[Start of Attachment]
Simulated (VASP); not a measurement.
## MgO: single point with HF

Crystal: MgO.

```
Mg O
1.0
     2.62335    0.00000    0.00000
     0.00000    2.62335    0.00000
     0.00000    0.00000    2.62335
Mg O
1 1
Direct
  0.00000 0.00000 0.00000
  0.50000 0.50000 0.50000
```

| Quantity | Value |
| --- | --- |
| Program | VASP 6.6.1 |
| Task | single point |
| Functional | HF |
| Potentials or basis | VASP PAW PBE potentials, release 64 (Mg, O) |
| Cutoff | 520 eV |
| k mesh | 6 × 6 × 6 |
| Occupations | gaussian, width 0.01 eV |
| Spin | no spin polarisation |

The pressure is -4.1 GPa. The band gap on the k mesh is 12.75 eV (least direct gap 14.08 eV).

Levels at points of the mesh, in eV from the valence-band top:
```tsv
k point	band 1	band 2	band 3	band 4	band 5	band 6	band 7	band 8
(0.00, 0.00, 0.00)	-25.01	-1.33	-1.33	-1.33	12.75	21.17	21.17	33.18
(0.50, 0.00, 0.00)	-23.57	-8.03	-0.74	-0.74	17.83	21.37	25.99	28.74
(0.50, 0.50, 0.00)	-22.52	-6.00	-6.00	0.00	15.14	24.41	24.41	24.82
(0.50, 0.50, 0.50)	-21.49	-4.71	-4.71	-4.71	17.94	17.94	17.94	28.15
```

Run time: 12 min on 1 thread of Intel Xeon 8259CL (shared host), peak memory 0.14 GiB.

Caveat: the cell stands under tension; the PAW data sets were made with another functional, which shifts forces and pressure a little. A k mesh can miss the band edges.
[End of Attachment]

Exercise
Your task is to restate, word for word, only those lines above that fall between the line holding "VASP 6.6.1 |" and the line holding "width 0.01 eV |", inclusive.

Answer area
| Program | VASP 6.6.1 |
| Task | single point |
| Functional | HF |
| Potentials or basis | VASP PAW PBE potentials, release 64 (Mg, O) |
| Cutoff | 520 eV |
| k mesh | 6 × 6 × 6 |
| Occupations | gaussian, width 0.01 eV |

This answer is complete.